Activity.
For this exercise, print all of the data exactly as given.

Information provided.
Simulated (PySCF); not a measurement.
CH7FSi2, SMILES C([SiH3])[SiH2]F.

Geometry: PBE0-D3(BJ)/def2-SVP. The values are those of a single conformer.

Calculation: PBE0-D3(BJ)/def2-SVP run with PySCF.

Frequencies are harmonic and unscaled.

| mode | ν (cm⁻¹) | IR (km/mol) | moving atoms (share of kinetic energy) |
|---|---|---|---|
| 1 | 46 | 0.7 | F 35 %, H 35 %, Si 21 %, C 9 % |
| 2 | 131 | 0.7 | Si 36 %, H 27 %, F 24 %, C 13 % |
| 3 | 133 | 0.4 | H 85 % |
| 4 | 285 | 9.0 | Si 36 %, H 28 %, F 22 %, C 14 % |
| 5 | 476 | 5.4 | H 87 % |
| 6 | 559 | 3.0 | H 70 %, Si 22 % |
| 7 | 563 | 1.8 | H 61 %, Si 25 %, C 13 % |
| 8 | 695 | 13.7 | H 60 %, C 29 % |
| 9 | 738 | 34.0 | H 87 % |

Task solution.
Simulated (PySCF); not a measurement.
CH7FSi2, SMILES C([SiH3])[SiH2]F.

Geometry: PBE0-D3(BJ)/def2-SVP. The values are those of a single conformer.

Calculation: PBE0-D3(BJ)/def2-SVP run with PySCF.

Frequencies are harmonic and unscaled.

| mode | ν (cm⁻¹) | IR (km/mol) | moving atoms (share of kinetic energy) |
|---|---|---|---|
| 1 | 46 | 0.7 | F 35 %, H 35 %, Si 21 %, C 9 % |
| 2 | 131 | 0.7 | Si 36 %, H 27 %, F 24 %, C 13 % |
| 3 | 133 | 0.4 | H 85 % |
| 4 | 285 | 9.0 | Si 36 %, H 28 %, F 22 %, C 14 % |
| 5 | 476 | 5.4 | H 87 % |
| 6 | 559 | 3.0 | H 70 %, Si 22 % |
| 7 | 563 | 1.8 | H 61 %, Si 25 %, C 13 % |
| 8 | 695 | 13.7 | H 60 %, C 29 % |
| 9 | 738 | 34.0 | H 87 % |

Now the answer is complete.